--- INFORMATION GIVEN ---
....................
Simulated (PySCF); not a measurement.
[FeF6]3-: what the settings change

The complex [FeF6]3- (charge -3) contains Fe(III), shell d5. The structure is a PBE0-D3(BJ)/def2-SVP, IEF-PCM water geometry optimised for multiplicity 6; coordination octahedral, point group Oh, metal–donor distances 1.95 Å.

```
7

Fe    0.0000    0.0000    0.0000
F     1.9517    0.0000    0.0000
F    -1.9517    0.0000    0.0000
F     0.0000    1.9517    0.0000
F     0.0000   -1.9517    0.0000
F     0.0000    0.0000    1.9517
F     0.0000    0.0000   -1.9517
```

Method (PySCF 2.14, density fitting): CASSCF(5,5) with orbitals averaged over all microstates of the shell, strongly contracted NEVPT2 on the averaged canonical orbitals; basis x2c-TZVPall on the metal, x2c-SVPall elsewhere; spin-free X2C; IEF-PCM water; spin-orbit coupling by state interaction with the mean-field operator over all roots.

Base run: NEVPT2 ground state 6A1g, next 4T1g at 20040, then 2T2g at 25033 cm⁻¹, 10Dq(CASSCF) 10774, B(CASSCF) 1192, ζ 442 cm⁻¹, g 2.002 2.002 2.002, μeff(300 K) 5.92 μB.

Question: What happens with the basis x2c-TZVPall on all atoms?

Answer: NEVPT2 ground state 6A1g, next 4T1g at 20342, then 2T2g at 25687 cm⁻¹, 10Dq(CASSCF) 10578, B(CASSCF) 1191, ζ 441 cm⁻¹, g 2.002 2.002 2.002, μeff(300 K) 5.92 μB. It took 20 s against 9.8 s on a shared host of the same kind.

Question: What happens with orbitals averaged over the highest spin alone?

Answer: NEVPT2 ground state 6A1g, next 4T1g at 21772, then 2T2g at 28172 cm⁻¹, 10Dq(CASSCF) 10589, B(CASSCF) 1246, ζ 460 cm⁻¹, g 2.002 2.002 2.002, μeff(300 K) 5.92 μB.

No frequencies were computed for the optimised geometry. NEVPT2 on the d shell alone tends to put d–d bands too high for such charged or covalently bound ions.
....................

--- WORK INSTRUCTION ---
Your task is to set down only the lines that run from the opening of the listing to the line with "Question: What happens with orbitals", both ends included, each unchanged.

--- ANSWER SECTION ---
Simulated (PySCF); not a measurement.
[FeF6]3-: what the settings change

The complex [FeF6]3- (charge -3) contains Fe(III), shell d5. The structure is a PBE0-D3(BJ)/def2-SVP, IEF-PCM water geometry optimised for multiplicity 6; coordination octahedral, point group Oh, metal–donor distances 1.95 Å.

```
7

Fe    0.0000    0.0000    0.0000
F     1.9517    0.0000    0.0000
F    -1.9517    0.0000    0.0000
F     0.0000    1.9517    0.0000
F     0.0000   -1.9517    0.0000
F     0.0000    0.0000    1.9517
F     0.0000    0.0000   -1.9517
```

Method (PySCF 2.14, density fitting): CASSCF(5,5) with orbitals averaged over all microstates of the shell, strongly contracted NEVPT2 on the averaged canonical orbitals; basis x2c-TZVPall on the metal, x2c-SVPall elsewhere; spin-free X2C; IEF-PCM water; spin-orbit coupling by state interaction with the mean-field operator over all roots.

Base run: NEVPT2 ground state 6A1g, next 4T1g at 20040, then 2T2g at 25033 cm⁻¹, 10Dq(CASSCF) 10774, B(CASSCF) 1192, ζ 442 cm⁻¹, g 2.002 2.002 2.002, μeff(300 K) 5.92 μB.

Question: What happens with the basis x2c-TZVPall on all atoms?

Answer: NEVPT2 ground state 6A1g, next 4T1g at 20342, then 2T2g at 25687 cm⁻¹, 10Dq(CASSCF) 10578, B(CASSCF) 1191, ζ 441 cm⁻¹, g 2.002 2.002 2.002, μeff(300 K) 5.92 μB. It took 20 s against 9.8 s on a shared host of the same kind.

Question: What happens with orbitals averaged over the highest spin alone?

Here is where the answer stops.